* _WORK ORDER_
Below are some records. Return exactly the lines from the one containing "Cutoff | 600 eV |" through the one containing "Task: How do", both included, and only those.

_ _ _ _

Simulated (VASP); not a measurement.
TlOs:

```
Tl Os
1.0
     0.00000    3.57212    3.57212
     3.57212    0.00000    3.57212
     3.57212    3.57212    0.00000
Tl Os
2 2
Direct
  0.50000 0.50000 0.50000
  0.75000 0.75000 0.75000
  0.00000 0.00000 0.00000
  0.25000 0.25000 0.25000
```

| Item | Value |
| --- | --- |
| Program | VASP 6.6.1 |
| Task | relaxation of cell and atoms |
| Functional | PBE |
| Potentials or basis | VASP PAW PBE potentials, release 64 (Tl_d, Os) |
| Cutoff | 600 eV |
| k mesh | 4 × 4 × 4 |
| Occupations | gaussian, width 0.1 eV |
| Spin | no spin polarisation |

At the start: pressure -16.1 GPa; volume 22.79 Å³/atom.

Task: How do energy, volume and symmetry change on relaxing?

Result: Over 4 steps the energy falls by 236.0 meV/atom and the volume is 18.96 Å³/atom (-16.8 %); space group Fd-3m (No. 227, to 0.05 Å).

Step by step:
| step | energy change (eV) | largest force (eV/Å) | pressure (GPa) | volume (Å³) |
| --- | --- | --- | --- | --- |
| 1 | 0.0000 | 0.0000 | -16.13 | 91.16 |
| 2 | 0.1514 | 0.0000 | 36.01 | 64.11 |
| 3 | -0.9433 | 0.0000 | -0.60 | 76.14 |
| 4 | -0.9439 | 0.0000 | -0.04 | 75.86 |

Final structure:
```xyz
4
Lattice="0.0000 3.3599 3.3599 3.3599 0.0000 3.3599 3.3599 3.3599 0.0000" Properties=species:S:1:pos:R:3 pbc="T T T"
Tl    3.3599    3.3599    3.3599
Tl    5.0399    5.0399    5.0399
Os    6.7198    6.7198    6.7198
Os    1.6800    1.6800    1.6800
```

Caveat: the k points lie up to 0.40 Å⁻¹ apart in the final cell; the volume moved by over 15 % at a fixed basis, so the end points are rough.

_ _ _ _

* _EXERCISE ANSWER_
| Cutoff | 600 eV |
| k mesh | 4 × 4 × 4 |
| Occupations | gaussian, width 0.1 eV |
| Spin | no spin polarisation |

At the start: pressure -16.1 GPa; volume 22.79 Å³/atom.

Task: How do energy, volume and symmetry change on relaxing?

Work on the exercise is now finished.